Activity: Please give back word for word the lines below, from the first one through the one with "from the fit.".

-- Material supplied follows --

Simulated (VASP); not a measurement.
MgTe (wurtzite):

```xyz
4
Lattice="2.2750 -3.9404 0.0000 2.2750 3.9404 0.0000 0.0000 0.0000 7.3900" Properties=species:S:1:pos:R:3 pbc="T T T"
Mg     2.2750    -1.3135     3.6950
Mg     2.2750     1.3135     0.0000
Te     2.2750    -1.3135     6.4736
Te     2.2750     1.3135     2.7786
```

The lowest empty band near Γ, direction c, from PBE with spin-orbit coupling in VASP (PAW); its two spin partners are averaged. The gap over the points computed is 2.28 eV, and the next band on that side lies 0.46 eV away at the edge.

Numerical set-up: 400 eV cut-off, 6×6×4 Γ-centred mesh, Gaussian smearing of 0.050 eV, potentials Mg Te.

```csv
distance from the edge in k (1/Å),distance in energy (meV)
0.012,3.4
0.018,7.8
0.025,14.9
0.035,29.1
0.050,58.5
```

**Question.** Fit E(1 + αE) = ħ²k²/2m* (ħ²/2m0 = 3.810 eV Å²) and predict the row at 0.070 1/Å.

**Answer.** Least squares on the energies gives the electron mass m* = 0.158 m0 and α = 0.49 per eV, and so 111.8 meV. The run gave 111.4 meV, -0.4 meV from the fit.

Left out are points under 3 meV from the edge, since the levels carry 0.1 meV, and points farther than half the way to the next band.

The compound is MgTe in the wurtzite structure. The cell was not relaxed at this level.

-- Material supplied concluded --

Exercise output:
Simulated (VASP); not a measurement.
MgTe (wurtzite):

```xyz
4
Lattice="2.2750 -3.9404 0.0000 2.2750 3.9404 0.0000 0.0000 0.0000 7.3900" Properties=species:S:1:pos:R:3 pbc="T T T"
Mg     2.2750    -1.3135     3.6950
Mg     2.2750     1.3135     0.0000
Te     2.2750    -1.3135     6.4736
Te     2.2750     1.3135     2.7786
```

The lowest empty band near Γ, direction c, from PBE with spin-orbit coupling in VASP (PAW); its two spin partners are averaged. The gap over the points computed is 2.28 eV, and the next band on that side lies 0.46 eV away at the edge.

Numerical set-up: 400 eV cut-off, 6×6×4 Γ-centred mesh, Gaussian smearing of 0.050 eV, potentials Mg Te.

```csv
distance from the edge in k (1/Å),distance in energy (meV)
0.012,3.4
0.018,7.8
0.025,14.9
0.035,29.1
0.050,58.5
```

**Question.** Fit E(1 + αE) = ħ²k²/2m* (ħ²/2m0 = 3.810 eV Å²) and predict the row at 0.070 1/Å.

**Answer.** Least squares on the energies gives the electron mass m* = 0.158 m0 and α = 0.49 per eV, and so 111.8 meV. The run gave 111.4 meV, -0.4 meV from the fit.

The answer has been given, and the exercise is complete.